Data shown →
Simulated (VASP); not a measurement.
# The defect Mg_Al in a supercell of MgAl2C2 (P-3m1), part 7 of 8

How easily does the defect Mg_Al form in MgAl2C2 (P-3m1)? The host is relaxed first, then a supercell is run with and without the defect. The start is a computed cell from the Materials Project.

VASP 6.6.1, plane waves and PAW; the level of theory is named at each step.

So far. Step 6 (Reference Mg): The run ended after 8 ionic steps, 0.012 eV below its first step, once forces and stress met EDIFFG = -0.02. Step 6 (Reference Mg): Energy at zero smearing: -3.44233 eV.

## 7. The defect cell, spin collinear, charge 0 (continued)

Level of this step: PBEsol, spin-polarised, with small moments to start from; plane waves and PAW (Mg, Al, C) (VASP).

Required action →
Copy out the material word for word and line for line.

Solution →
Simulated (VASP); not a measurement.
# The defect Mg_Al in a supercell of MgAl2C2 (P-3m1), part 7 of 8

How easily does the defect Mg_Al form in MgAl2C2 (P-3m1)? The host is relaxed first, then a supercell is run with and without the defect. The start is a computed cell from the Materials Project.

VASP 6.6.1, plane waves and PAW; the level of theory is named at each step.

So far. Step 6 (Reference Mg): The run ended after 8 ionic steps, 0.012 eV below its first step, once forces and stress met EDIFFG = -0.02. Step 6 (Reference Mg): Energy at zero smearing: -3.44233 eV.

## 7. The defect cell, spin collinear, charge 0 (continued)

Level of this step: PBEsol, spin-polarised, with small moments to start from; plane waves and PAW (Mg, Al, C) (VASP).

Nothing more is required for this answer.